** Data supplied **
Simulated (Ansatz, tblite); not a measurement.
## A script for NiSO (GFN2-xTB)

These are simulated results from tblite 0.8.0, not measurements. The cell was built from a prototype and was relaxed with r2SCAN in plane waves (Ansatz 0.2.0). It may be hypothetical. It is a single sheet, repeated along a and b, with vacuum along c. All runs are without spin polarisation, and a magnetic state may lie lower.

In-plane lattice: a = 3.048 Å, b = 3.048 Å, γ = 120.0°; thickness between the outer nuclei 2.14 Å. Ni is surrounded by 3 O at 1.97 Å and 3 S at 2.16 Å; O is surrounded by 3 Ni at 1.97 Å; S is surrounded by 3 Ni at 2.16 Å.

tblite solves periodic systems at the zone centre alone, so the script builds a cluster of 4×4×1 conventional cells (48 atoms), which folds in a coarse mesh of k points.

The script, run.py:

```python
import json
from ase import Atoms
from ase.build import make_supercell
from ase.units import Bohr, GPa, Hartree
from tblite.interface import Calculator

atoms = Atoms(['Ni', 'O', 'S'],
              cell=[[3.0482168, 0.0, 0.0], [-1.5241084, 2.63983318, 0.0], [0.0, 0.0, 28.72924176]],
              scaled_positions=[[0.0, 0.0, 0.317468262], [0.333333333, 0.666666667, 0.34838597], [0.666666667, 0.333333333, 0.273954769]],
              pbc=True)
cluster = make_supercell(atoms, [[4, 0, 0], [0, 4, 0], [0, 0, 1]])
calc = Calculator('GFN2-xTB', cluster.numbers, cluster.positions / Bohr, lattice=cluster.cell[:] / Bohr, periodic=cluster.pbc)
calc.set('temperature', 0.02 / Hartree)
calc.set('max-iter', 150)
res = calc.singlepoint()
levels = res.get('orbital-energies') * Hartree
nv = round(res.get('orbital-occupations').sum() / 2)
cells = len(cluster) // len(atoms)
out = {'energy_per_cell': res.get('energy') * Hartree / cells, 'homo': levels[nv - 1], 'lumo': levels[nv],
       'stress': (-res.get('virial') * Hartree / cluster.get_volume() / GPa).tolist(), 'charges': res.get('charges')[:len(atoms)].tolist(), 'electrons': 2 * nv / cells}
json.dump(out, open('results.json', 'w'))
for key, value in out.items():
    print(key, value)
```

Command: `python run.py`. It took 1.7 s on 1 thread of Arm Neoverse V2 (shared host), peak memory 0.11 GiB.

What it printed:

** Assignment **
Print, unaltered, every line from the beginning of the material down to the line with "In-plane lattice: a".

** Your response **
Simulated (Ansatz, tblite); not a measurement.
## A script for NiSO (GFN2-xTB)

These are simulated results from tblite 0.8.0, not measurements. The cell was built from a prototype and was relaxed with r2SCAN in plane waves (Ansatz 0.2.0). It may be hypothetical. It is a single sheet, repeated along a and b, with vacuum along c. All runs are without spin polarisation, and a magnetic state may lie lower.

In-plane lattice: a = 3.048 Å, b = 3.048 Å, γ = 120.0°; thickness between the outer nuclei 2.14 Å. Ni is surrounded by 3 O at 1.97 Å and 3 S at 2.16 Å; O is surrounded by 3 Ni at 1.97 Å; S is surrounded by 3 Ni at 2.16 Å.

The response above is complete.